**Activity:** In the reply, include exactly the lines of the entries below from the first to the line with "spin polarisation |", that line included.

**Supplied data:**
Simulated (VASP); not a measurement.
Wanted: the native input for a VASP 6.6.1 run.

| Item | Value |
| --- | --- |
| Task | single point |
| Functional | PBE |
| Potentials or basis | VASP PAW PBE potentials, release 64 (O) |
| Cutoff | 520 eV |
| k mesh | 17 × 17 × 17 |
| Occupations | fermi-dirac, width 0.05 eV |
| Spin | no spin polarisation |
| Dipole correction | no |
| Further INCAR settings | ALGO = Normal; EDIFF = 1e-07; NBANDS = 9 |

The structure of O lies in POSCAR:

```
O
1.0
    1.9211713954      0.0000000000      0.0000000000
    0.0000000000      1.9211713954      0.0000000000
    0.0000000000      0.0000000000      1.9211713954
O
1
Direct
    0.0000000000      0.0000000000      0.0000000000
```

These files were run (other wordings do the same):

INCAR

**Written answer:**
Simulated (VASP); not a measurement.
Wanted: the native input for a VASP 6.6.1 run.

| Item | Value |
| --- | --- |
| Task | single point |
| Functional | PBE |
| Potentials or basis | VASP PAW PBE potentials, release 64 (O) |
| Cutoff | 520 eV |
| k mesh | 17 × 17 × 17 |
| Occupations | fermi-dirac, width 0.05 eV |
| Spin | no spin polarisation |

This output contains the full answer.